> **REQUIRED ACTION**: Copy every entry precisely.

> **EXTRACTED DATA**:
=== Section Start ===

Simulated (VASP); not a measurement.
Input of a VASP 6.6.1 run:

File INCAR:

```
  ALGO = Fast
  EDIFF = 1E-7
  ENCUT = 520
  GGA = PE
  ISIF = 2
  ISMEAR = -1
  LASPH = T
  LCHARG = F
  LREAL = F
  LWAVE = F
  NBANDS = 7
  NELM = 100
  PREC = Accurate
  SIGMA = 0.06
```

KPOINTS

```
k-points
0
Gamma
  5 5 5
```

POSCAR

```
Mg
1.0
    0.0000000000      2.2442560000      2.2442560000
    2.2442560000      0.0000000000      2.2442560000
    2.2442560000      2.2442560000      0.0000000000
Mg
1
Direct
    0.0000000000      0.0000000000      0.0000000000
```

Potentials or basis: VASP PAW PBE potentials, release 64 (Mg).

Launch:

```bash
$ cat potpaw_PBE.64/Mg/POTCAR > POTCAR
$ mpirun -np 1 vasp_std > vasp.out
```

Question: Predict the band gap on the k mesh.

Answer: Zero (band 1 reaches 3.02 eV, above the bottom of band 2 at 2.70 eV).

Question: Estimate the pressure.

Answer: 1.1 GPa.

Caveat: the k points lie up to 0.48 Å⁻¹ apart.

=== Section End ===

> **PROBLEM SOLUTION**:
Simulated (VASP); not a measurement.
Input of a VASP 6.6.1 run:

File INCAR:

```
  ALGO = Fast
  EDIFF = 1E-7
  ENCUT = 520
  GGA = PE
  ISIF = 2
  ISMEAR = -1
  LASPH = T
  LCHARG = F
  LREAL = F
  LWAVE = F
  NBANDS = 7
  NELM = 100
  PREC = Accurate
  SIGMA = 0.06
```

KPOINTS

```
k-points
0
Gamma
  5 5 5
```

POSCAR

```
Mg
1.0
    0.0000000000      2.2442560000      2.2442560000
    2.2442560000      0.0000000000      2.2442560000
    2.2442560000      2.2442560000      0.0000000000
Mg
1
Direct
    0.0000000000      0.0000000000      0.0000000000
```

Potentials or basis: VASP PAW PBE potentials, release 64 (Mg).

Launch:

```bash
$ cat potpaw_PBE.64/Mg/POTCAR > POTCAR
$ mpirun -np 1 vasp_std > vasp.out
```

Question: Predict the band gap on the k mesh.

Answer: Zero (band 1 reaches 3.02 eV, above the bottom of band 2 at 2.70 eV).

Question: Estimate the pressure.

Answer: 1.1 GPa.

Caveat: the k points lie up to 0.48 Å⁻¹ apart.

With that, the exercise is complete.